────

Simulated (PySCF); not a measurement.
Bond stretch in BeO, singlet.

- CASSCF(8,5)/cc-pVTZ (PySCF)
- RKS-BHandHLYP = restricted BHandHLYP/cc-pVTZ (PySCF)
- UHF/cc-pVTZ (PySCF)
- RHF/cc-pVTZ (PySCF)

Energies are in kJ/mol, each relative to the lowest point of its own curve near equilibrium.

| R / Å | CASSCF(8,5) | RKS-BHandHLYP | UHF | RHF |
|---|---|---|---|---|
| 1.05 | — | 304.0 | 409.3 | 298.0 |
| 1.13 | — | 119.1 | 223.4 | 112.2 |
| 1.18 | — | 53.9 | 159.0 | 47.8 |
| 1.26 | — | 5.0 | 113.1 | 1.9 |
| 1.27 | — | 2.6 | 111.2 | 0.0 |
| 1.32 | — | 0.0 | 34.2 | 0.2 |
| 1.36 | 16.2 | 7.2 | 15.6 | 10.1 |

────

Required action:
The first line of the entries, the line with "34.2 | 0.2 |", and every line between them should be retyped exactly, and nothing else.

Written response:
Simulated (PySCF); not a measurement.
Bond stretch in BeO, singlet.

- CASSCF(8,5)/cc-pVTZ (PySCF)
- RKS-BHandHLYP = restricted BHandHLYP/cc-pVTZ (PySCF)
- UHF/cc-pVTZ (PySCF)
- RHF/cc-pVTZ (PySCF)

Energies are in kJ/mol, each relative to the lowest point of its own curve near equilibrium.

| R / Å | CASSCF(8,5) | RKS-BHandHLYP | UHF | RHF |
|---|---|---|---|---|
| 1.05 | — | 304.0 | 409.3 | 298.0 |
| 1.13 | — | 119.1 | 223.4 | 112.2 |
| 1.18 | — | 53.9 | 159.0 | 47.8 |
| 1.26 | — | 5.0 | 113.1 | 1.9 |
| 1.27 | — | 2.6 | 111.2 | 0.0 |
| 1.32 | — | 0.0 | 34.2 | 0.2 |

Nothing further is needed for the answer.